[Entries provided — start]

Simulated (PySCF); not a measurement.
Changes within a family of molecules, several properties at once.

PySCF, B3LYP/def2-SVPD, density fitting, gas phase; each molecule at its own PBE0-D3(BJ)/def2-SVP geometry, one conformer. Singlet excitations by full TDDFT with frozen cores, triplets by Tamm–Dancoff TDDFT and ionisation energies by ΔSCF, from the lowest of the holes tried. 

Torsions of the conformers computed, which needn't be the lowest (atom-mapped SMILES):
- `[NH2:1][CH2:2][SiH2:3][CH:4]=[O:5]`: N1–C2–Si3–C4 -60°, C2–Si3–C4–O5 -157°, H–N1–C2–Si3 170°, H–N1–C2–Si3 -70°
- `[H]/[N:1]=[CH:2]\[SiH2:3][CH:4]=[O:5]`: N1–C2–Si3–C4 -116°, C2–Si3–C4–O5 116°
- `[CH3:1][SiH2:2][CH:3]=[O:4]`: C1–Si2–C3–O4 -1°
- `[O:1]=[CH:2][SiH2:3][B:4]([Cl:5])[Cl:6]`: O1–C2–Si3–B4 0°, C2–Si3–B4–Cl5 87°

[Entries provided — finish]

Line by line, repeat the material precisely.

**Task result:**
Simulated (PySCF); not a measurement.
Changes within a family of molecules, several properties at once.

PySCF, B3LYP/def2-SVPD, density fitting, gas phase; each molecule at its own PBE0-D3(BJ)/def2-SVP geometry, one conformer. Singlet excitations by full TDDFT with frozen cores, triplets by Tamm–Dancoff TDDFT and ionisation energies by ΔSCF, from the lowest of the holes tried. 

Torsions of the conformers computed, which needn't be the lowest (atom-mapped SMILES):
- `[NH2:1][CH2:2][SiH2:3][CH:4]=[O:5]`: N1–C2–Si3–C4 -60°, C2–Si3–C4–O5 -157°, H–N1–C2–Si3 170°, H–N1–C2–Si3 -70°
- `[H]/[N:1]=[CH:2]\[SiH2:3][CH:4]=[O:5]`: N1–C2–Si3–C4 -116°, C2–Si3–C4–O5 116°
- `[CH3:1][SiH2:2][CH:3]=[O:4]`: C1–Si2–C3–O4 -1°
- `[O:1]=[CH:2][SiH2:3][B:4]([Cl:5])[Cl:6]`: O1–C2–Si3–B4 0°, C2–Si3–B4–Cl5 87°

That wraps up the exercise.